- Opening Delimiter -

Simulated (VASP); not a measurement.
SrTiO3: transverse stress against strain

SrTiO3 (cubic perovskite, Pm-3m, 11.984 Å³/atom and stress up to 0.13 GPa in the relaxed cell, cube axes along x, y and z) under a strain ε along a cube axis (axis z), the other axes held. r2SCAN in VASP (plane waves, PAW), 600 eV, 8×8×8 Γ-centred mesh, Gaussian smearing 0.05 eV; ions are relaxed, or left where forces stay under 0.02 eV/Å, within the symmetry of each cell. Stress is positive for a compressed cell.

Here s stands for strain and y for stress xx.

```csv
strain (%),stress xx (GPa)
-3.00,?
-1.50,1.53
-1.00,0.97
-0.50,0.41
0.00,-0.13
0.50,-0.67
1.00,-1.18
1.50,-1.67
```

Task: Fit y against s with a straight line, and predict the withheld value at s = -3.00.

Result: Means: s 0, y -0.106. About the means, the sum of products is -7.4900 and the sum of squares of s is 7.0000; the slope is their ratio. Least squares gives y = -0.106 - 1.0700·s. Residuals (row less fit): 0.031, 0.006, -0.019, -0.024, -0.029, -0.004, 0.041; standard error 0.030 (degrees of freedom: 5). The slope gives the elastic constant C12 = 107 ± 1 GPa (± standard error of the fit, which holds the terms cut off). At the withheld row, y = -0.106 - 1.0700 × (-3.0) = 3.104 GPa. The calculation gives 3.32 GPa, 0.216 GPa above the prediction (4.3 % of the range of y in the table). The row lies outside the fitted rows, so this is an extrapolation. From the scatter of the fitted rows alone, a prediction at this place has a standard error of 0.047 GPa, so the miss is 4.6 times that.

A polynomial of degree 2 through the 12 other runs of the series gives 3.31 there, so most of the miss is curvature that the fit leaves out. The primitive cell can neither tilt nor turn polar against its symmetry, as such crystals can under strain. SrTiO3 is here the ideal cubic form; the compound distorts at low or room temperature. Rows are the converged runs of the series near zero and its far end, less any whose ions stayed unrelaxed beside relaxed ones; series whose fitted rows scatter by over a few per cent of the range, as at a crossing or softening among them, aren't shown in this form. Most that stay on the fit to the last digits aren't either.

- Closing Delimiter -

In your answer, include only the lines above starting at the line that holds "SrTiO3: transverse stress against strain" and ending at the line that holds "Task: Fit y", copied exactly.

SrTiO3: transverse stress against strain

SrTiO3 (cubic perovskite, Pm-3m, 11.984 Å³/atom and stress up to 0.13 GPa in the relaxed cell, cube axes along x, y and z) under a strain ε along a cube axis (axis z), the other axes held. r2SCAN in VASP (plane waves, PAW), 600 eV, 8×8×8 Γ-centred mesh, Gaussian smearing 0.05 eV; ions are relaxed, or left where forces stay under 0.02 eV/Å, within the symmetry of each cell. Stress is positive for a compressed cell.

Here s stands for strain and y for stress xx.

```csv
strain (%),stress xx (GPa)
-3.00,?
-1.50,1.53
-1.00,0.97
-0.50,0.41
0.00,-0.13
0.50,-0.67
1.00,-1.18
1.50,-1.67
```

Task: Fit y against s with a straight line, and predict the withheld value at s = -3.00.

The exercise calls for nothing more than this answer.